Work instruction: Below this line is a set of entries; quote exactly the lines from the line that contains "Its results: pressure" to the line that contains "Pressure 5.3 GPa;", both lines included.

Listed records:
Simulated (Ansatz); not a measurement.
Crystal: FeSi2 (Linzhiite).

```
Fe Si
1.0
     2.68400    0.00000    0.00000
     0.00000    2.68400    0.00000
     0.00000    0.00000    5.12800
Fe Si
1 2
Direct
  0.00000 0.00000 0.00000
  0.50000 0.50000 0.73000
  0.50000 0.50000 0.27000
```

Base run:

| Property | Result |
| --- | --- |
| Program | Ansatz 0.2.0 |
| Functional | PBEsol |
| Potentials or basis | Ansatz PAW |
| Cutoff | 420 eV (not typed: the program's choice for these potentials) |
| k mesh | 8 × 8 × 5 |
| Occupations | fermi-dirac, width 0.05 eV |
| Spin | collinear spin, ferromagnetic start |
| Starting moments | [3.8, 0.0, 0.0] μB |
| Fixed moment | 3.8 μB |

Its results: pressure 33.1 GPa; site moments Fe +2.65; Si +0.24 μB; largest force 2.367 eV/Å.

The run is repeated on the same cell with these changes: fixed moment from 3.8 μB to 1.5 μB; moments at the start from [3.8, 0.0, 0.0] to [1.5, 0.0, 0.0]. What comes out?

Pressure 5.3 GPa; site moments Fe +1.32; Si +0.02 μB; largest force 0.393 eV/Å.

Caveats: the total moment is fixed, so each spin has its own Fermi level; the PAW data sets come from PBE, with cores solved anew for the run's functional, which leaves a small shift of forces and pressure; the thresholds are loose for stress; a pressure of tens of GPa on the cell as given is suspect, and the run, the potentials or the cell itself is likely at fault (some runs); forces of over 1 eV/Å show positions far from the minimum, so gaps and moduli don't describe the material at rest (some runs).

Your response:
Its results: pressure 33.1 GPa; site moments Fe +2.65; Si +0.24 μB; largest force 2.367 eV/Å.

The run is repeated on the same cell with these changes: fixed moment from 3.8 μB to 1.5 μB; moments at the start from [3.8, 0.0, 0.0] to [1.5, 0.0, 0.0]. What comes out?

Pressure 5.3 GPa; site moments Fe +1.32; Si +0.02 μB; largest force 0.393 eV/Å.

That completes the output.